── Entries shown
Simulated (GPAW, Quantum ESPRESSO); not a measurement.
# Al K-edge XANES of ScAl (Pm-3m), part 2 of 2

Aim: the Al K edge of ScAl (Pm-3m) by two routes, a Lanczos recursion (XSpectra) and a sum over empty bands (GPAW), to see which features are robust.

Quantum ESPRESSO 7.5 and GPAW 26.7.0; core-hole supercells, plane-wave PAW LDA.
────

Activity → From the first line to the last, retype the data exactly.

Solution →
Simulated (GPAW, Quantum ESPRESSO); not a measurement.
# Al K-edge XANES of ScAl (Pm-3m), part 2 of 2

Aim: the Al K edge of ScAl (Pm-3m) by two routes, a Lanczos recursion (XSpectra) and a sum over empty bands (GPAW), to see which features are robust.

Quantum ESPRESSO 7.5 and GPAW 26.7.0; core-hole supercells, plane-wave PAW LDA.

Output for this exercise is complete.